- [WORK TASK]: The expected output is the first line of the data below and every line after it, up to and including the line containing "### 7. Bands, volume times 0.92 (continued)", each reproduced exactly.

·····
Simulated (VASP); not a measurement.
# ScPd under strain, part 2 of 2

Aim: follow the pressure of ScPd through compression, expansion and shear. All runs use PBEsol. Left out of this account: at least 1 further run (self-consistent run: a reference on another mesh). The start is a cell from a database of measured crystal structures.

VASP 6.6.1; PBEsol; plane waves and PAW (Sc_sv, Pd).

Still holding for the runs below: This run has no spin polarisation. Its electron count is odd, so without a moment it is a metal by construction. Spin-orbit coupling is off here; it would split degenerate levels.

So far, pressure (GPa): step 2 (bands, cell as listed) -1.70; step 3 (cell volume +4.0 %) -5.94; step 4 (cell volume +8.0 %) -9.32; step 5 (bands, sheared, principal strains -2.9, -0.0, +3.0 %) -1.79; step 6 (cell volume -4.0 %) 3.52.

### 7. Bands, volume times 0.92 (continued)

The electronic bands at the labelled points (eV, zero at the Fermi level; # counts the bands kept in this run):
·····

- [YOUR RESPONSE]:
Simulated (VASP); not a measurement.
# ScPd under strain, part 2 of 2

Aim: follow the pressure of ScPd through compression, expansion and shear. All runs use PBEsol. Left out of this account: at least 1 further run (self-consistent run: a reference on another mesh). The start is a cell from a database of measured crystal structures.

VASP 6.6.1; PBEsol; plane waves and PAW (Sc_sv, Pd).

Still holding for the runs below: This run has no spin polarisation. Its electron count is odd, so without a moment it is a metal by construction. Spin-orbit coupling is off here; it would split degenerate levels.

So far, pressure (GPa): step 2 (bands, cell as listed) -1.70; step 3 (cell volume +4.0 %) -5.94; step 4 (cell volume +8.0 %) -9.32; step 5 (bands, sheared, principal strains -2.9, -0.0, +3.0 %) -1.79; step 6 (cell volume -4.0 %) 3.52.

### 7. Bands, volume times 0.92 (continued)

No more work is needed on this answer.